══════════

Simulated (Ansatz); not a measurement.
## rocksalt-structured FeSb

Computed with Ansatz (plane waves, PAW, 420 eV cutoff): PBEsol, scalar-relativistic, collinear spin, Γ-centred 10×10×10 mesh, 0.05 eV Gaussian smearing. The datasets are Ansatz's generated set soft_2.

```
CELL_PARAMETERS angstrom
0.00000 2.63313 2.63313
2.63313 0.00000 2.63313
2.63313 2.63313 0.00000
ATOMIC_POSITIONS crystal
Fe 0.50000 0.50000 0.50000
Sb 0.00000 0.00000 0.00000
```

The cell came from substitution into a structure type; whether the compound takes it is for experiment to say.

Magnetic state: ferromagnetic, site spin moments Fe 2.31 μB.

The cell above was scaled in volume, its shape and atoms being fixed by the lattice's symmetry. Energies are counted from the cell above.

══════════

- [WORK TASK] From the data above, output only the lines between the line containing "The cell came" and the line containing "Magnetic state: ferromagnetic, site", inclusive, exactly as written.

- [ANSWER AREA]
The cell came from substitution into a structure type; whether the compound takes it is for experiment to say.

Magnetic state: ferromagnetic, site spin moments Fe 2.31 μB.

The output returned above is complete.